◆ **WORK ORDER**
Please repeat the data in full, character for character.

========================
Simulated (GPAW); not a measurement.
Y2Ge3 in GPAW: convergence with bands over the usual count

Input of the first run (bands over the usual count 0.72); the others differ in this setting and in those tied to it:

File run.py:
========================

◆ **ANSWER SECTION**
Simulated (GPAW); not a measurement.
Y2Ge3 in GPAW: convergence with bands over the usual count

Input of the first run (bands over the usual count 0.72); the others differ in this setting and in those tied to it:

File run.py:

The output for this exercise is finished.